◆ **Data shown**:
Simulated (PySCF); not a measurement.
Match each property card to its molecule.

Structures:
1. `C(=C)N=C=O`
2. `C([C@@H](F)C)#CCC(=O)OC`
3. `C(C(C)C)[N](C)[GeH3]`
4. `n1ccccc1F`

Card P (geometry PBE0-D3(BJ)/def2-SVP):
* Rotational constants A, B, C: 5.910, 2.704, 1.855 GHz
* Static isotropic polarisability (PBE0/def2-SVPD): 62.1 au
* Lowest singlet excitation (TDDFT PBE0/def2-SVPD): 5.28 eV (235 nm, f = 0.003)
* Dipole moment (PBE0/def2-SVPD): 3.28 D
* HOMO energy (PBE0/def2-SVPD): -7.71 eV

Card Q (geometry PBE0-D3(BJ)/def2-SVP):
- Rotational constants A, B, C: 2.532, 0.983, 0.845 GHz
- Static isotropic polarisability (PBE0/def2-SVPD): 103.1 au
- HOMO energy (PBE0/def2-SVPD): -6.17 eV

◆ **Action item**: Each line of the data must be copied exactly as it appears.

◆ **Written reply**:
Simulated (PySCF); not a measurement.
Match each property card to its molecule.

Structures:
1. `C(=C)N=C=O`
2. `C([C@@H](F)C)#CCC(=O)OC`
3. `C(C(C)C)[N](C)[GeH3]`
4. `n1ccccc1F`

Card P (geometry PBE0-D3(BJ)/def2-SVP):
* Rotational constants A, B, C: 5.910, 2.704, 1.855 GHz
* Static isotropic polarisability (PBE0/def2-SVPD): 62.1 au
* Lowest singlet excitation (TDDFT PBE0/def2-SVPD): 5.28 eV (235 nm, f = 0.003)
* Dipole moment (PBE0/def2-SVPD): 3.28 D
* HOMO energy (PBE0/def2-SVPD): -7.71 eV

Card Q (geometry PBE0-D3(BJ)/def2-SVP):
- Rotational constants A, B, C: 2.532, 0.983, 0.845 GHz
- Static isotropic polarisability (PBE0/def2-SVPD): 103.1 au
- HOMO energy (PBE0/def2-SVPD): -6.17 eV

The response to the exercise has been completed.